▸ **ASSIGNMENT**
Please repeat only the stretch of records running from the first line through the line that contains "ABINIT 10.8.3; DFT".

⟨
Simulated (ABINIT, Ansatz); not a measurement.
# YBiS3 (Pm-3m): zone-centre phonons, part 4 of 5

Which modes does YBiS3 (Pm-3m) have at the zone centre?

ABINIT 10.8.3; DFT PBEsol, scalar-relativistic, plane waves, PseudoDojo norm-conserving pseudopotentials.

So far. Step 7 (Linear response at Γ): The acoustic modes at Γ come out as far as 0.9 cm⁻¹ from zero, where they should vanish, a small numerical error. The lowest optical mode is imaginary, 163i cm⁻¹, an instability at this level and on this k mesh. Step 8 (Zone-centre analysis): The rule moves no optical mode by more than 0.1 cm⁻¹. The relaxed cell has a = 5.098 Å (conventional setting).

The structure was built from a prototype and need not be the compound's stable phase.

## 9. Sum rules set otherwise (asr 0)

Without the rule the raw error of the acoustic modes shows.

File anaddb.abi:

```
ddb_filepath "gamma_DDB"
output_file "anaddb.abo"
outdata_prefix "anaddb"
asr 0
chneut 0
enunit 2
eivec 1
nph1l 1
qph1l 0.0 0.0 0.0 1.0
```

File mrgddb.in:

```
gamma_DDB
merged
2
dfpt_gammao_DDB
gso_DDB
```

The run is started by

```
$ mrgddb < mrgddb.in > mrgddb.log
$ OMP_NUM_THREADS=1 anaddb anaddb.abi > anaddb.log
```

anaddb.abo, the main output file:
⟩

▸ **YOUR RESPONSE**
Simulated (ABINIT, Ansatz); not a measurement.
# YBiS3 (Pm-3m): zone-centre phonons, part 4 of 5

Which modes does YBiS3 (Pm-3m) have at the zone centre?

ABINIT 10.8.3; DFT PBEsol, scalar-relativistic, plane waves, PseudoDojo norm-conserving pseudopotentials.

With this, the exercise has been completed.